• [Assigned task]
Could you transcribe every entry exactly, leaving nothing out?

• [Dataset extract]
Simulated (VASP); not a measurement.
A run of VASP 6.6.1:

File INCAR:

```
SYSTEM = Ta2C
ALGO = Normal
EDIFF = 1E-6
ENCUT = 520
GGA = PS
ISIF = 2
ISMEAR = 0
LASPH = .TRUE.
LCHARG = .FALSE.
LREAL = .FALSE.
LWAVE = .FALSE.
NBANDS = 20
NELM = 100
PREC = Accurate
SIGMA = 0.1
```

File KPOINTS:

• [Reply]
Simulated (VASP); not a measurement.
A run of VASP 6.6.1:

File INCAR:

```
SYSTEM = Ta2C
ALGO = Normal
EDIFF = 1E-6
ENCUT = 520
GGA = PS
ISIF = 2
ISMEAR = 0
LASPH = .TRUE.
LCHARG = .FALSE.
LREAL = .FALSE.
LWAVE = .FALSE.
NBANDS = 20
NELM = 100
PREC = Accurate
SIGMA = 0.1
```

File KPOINTS:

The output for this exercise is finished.